** Opening GIVEN ENTRIES block **

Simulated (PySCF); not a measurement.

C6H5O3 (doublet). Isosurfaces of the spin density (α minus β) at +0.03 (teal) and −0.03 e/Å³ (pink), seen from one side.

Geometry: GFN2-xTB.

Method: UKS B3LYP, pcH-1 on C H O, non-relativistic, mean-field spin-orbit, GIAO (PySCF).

** Closing GIVEN ENTRIES block **

TASK ITEM
Word for word, output all of the material.

SOLUTION
Simulated (PySCF); not a measurement.

C6H5O3 (doublet). Isosurfaces of the spin density (α minus β) at +0.03 (teal) and −0.03 e/Å³ (pink), seen from one side.

Geometry: GFN2-xTB.

Method: UKS B3LYP, pcH-1 on C H O, non-relativistic, mean-field spin-orbit, GIAO (PySCF).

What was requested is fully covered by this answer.